Brief
Retype the whole listing that follows so that it matches the original exactly.

Excerpted data
········

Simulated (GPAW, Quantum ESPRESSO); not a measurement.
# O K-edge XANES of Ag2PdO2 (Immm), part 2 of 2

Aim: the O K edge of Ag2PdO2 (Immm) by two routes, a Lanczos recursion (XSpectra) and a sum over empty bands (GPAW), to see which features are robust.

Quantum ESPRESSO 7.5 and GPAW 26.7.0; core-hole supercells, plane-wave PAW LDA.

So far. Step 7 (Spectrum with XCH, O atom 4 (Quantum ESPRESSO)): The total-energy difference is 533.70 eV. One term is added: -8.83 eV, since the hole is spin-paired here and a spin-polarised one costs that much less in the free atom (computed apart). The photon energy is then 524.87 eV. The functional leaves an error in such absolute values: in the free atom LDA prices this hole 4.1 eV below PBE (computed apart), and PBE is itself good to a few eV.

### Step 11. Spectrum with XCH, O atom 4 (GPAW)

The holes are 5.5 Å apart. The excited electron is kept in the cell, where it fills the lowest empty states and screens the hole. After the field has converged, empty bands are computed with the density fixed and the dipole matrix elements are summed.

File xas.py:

········

Task output
Simulated (GPAW, Quantum ESPRESSO); not a measurement.
# O K-edge XANES of Ag2PdO2 (Immm), part 2 of 2

Aim: the O K edge of Ag2PdO2 (Immm) by two routes, a Lanczos recursion (XSpectra) and a sum over empty bands (GPAW), to see which features are robust.

Quantum ESPRESSO 7.5 and GPAW 26.7.0; core-hole supercells, plane-wave PAW LDA.

So far. Step 7 (Spectrum with XCH, O atom 4 (Quantum ESPRESSO)): The total-energy difference is 533.70 eV. One term is added: -8.83 eV, since the hole is spin-paired here and a spin-polarised one costs that much less in the free atom (computed apart). The photon energy is then 524.87 eV. The functional leaves an error in such absolute values: in the free atom LDA prices this hole 4.1 eV below PBE (computed apart), and PBE is itself good to a few eV.

### Step 11. Spectrum with XCH, O atom 4 (GPAW)

The holes are 5.5 Å apart. The excited electron is kept in the cell, where it fills the lowest empty states and screens the hole. After the field has converged, empty bands are computed with the density fixed and the dipole matrix elements are summed.

File xas.py:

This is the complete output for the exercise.